--------
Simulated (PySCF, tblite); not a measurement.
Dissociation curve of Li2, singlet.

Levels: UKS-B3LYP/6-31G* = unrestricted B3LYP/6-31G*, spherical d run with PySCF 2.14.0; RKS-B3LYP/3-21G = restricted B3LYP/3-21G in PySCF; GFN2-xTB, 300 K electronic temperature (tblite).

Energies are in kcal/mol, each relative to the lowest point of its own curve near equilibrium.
--------

● ACTION ITEM
The full listing above needs to be transcribed exactly.

● RESPONSE BOX
Simulated (PySCF, tblite); not a measurement.
Dissociation curve of Li2, singlet.

Levels: UKS-B3LYP/6-31G* = unrestricted B3LYP/6-31G*, spherical d run with PySCF 2.14.0; RKS-B3LYP/3-21G = restricted B3LYP/3-21G in PySCF; GFN2-xTB, 300 K electronic temperature (tblite).

Energies are in kcal/mol, each relative to the lowest point of its own curve near equilibrium.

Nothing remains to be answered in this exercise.